DATASET ENTRIES:
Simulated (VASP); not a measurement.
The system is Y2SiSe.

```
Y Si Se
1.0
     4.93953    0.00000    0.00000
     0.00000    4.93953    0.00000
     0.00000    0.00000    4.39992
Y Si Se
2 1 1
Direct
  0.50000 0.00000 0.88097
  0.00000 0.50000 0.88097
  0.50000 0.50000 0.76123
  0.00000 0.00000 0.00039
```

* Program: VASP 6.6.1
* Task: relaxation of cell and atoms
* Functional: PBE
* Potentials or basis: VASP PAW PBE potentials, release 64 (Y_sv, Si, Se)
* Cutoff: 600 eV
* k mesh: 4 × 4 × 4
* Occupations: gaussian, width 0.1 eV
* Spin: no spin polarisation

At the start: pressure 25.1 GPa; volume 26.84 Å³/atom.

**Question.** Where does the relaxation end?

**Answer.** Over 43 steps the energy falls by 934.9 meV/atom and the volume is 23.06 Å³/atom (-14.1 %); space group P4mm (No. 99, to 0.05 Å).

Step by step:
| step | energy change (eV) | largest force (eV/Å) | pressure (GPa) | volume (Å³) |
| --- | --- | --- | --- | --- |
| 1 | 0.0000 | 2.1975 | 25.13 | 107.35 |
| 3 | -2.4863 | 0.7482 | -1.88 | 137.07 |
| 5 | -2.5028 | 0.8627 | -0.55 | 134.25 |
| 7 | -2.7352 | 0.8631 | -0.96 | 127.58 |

ACTION ITEM:
Retype every record above exactly.

RESPONSE AREA:
Simulated (VASP); not a measurement.
The system is Y2SiSe.

```
Y Si Se
1.0
     4.93953    0.00000    0.00000
     0.00000    4.93953    0.00000
     0.00000    0.00000    4.39992
Y Si Se
2 1 1
Direct
  0.50000 0.00000 0.88097
  0.00000 0.50000 0.88097
  0.50000 0.50000 0.76123
  0.00000 0.00000 0.00039
```

* Program: VASP 6.6.1
* Task: relaxation of cell and atoms
* Functional: PBE
* Potentials or basis: VASP PAW PBE potentials, release 64 (Y_sv, Si, Se)
* Cutoff: 600 eV
* k mesh: 4 × 4 × 4
* Occupations: gaussian, width 0.1 eV
* Spin: no spin polarisation

At the start: pressure 25.1 GPa; volume 26.84 Å³/atom.

**Question.** Where does the relaxation end?

**Answer.** Over 43 steps the energy falls by 934.9 meV/atom and the volume is 23.06 Å³/atom (-14.1 %); space group P4mm (No. 99, to 0.05 Å).

Step by step:
| step | energy change (eV) | largest force (eV/Å) | pressure (GPa) | volume (Å³) |
| --- | --- | --- | --- | --- |
| 1 | 0.0000 | 2.1975 | 25.13 | 107.35 |
| 3 | -2.4863 | 0.7482 | -1.88 | 137.07 |
| 5 | -2.5028 | 0.8627 | -0.55 | 134.25 |
| 7 | -2.7352 | 0.8631 | -0.96 | 127.58 |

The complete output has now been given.